### [Work instruction]
Retype each record exactly, please. Skip none.

### [Study material]
===============

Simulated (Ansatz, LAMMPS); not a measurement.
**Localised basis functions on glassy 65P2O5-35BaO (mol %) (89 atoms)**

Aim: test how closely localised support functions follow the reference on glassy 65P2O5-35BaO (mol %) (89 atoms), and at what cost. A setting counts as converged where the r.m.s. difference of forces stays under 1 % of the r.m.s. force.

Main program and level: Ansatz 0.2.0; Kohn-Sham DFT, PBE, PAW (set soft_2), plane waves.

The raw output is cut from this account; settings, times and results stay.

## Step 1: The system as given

===============

### [Task result]
Simulated (Ansatz, LAMMPS); not a measurement.
**Localised basis functions on glassy 65P2O5-35BaO (mol %) (89 atoms)**

Aim: test how closely localised support functions follow the reference on glassy 65P2O5-35BaO (mol %) (89 atoms), and at what cost. A setting counts as converged where the r.m.s. difference of forces stays under 1 % of the r.m.s. force.

Main program and level: Ansatz 0.2.0; Kohn-Sham DFT, PBE, PAW (set soft_2), plane waves.

The raw output is cut from this account; settings, times and results stay.

## Step 1: The system as given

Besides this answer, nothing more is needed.